SUPPLIED ENTRIES:
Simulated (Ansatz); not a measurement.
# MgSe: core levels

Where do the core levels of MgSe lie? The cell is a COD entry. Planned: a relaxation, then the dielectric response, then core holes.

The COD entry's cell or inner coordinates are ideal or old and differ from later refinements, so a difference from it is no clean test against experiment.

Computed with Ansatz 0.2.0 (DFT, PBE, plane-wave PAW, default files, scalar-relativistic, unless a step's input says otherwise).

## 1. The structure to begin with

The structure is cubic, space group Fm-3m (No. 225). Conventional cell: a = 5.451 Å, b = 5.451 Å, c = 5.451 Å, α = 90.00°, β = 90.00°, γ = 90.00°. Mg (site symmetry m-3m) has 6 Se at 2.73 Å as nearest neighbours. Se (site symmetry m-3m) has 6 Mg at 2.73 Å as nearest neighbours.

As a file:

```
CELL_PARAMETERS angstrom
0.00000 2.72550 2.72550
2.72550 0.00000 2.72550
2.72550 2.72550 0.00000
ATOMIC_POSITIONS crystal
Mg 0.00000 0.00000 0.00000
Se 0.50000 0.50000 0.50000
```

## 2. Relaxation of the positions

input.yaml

REQUIRED ACTION: Repeat the entire listing above without changing a word.

SOLUTION:
Simulated (Ansatz); not a measurement.
# MgSe: core levels

Where do the core levels of MgSe lie? The cell is a COD entry. Planned: a relaxation, then the dielectric response, then core holes.

The COD entry's cell or inner coordinates are ideal or old and differ from later refinements, so a difference from it is no clean test against experiment.

Computed with Ansatz 0.2.0 (DFT, PBE, plane-wave PAW, default files, scalar-relativistic, unless a step's input says otherwise).

## 1. The structure to begin with

The structure is cubic, space group Fm-3m (No. 225). Conventional cell: a = 5.451 Å, b = 5.451 Å, c = 5.451 Å, α = 90.00°, β = 90.00°, γ = 90.00°. Mg (site symmetry m-3m) has 6 Se at 2.73 Å as nearest neighbours. Se (site symmetry m-3m) has 6 Mg at 2.73 Å as nearest neighbours.

As a file:

```
CELL_PARAMETERS angstrom
0.00000 2.72550 2.72550
2.72550 0.00000 2.72550
2.72550 2.72550 0.00000
ATOMIC_POSITIONS crystal
Mg 0.00000 0.00000 0.00000
Se 0.50000 0.50000 0.50000
```

## 2. Relaxation of the positions

input.yaml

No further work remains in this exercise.